Brief:
Reproduce the listing below verbatim.

Dataset content:
--

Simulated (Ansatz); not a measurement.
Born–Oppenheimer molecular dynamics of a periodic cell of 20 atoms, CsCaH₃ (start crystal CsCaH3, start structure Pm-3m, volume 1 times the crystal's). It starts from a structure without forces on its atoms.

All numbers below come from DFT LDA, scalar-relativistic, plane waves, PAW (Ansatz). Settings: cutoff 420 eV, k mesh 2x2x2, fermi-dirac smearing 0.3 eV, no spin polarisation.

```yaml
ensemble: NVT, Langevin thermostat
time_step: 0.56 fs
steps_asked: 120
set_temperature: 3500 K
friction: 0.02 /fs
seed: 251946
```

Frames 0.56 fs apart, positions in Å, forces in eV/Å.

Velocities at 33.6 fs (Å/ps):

--

Result:
Simulated (Ansatz); not a measurement.
Born–Oppenheimer molecular dynamics of a periodic cell of 20 atoms, CsCaH₃ (start crystal CsCaH3, start structure Pm-3m, volume 1 times the crystal's). It starts from a structure without forces on its atoms.

All numbers below come from DFT LDA, scalar-relativistic, plane waves, PAW (Ansatz). Settings: cutoff 420 eV, k mesh 2x2x2, fermi-dirac smearing 0.3 eV, no spin polarisation.

```yaml
ensemble: NVT, Langevin thermostat
time_step: 0.56 fs
steps_asked: 120
set_temperature: 3500 K
friction: 0.02 /fs
seed: 251946
```

Frames 0.56 fs apart, positions in Å, forces in eV/Å.

Velocities at 33.6 fs (Å/ps):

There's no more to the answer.